▸ Data extract:
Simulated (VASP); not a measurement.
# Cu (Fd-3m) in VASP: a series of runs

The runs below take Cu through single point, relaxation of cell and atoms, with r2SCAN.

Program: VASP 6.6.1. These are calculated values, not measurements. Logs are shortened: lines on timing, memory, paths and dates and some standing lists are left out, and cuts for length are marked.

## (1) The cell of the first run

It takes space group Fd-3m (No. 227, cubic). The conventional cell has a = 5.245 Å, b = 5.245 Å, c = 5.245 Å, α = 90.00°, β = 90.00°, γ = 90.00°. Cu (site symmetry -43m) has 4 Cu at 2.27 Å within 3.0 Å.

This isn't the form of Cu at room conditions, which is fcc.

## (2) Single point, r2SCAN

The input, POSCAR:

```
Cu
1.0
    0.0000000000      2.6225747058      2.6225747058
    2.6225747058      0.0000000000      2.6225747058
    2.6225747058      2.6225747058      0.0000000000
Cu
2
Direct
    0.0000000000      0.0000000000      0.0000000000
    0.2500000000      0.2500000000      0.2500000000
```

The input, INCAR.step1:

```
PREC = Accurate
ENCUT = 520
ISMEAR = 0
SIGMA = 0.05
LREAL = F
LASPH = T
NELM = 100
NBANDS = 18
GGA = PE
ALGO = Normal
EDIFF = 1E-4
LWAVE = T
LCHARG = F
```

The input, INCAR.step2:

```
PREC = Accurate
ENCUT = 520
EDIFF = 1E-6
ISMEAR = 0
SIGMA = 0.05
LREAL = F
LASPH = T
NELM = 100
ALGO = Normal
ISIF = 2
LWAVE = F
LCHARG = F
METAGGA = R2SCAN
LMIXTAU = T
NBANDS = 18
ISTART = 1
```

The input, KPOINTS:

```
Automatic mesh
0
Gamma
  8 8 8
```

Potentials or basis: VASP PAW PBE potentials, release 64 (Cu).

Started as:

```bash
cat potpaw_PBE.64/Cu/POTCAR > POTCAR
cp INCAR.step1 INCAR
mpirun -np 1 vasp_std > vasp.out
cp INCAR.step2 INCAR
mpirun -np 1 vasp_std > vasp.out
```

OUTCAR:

▸ Task item:
The lines to extract from the data above begin with the line containing "Program: VASP 6.6.1." and end with the line containing "It takes space". Extract them exactly, including both.

▸ Written answer:
Program: VASP 6.6.1. These are calculated values, not measurements. Logs are shortened: lines on timing, memory, paths and dates and some standing lists are left out, and cuts for length are marked.

## (1) The cell of the first run

It takes space group Fd-3m (No. 227, cubic). The conventional cell has a = 5.245 Å, b = 5.245 Å, c = 5.245 Å, α = 90.00°, β = 90.00°, γ = 90.00°. Cu (site symmetry -43m) has 4 Cu at 2.27 Å within 3.0 Å.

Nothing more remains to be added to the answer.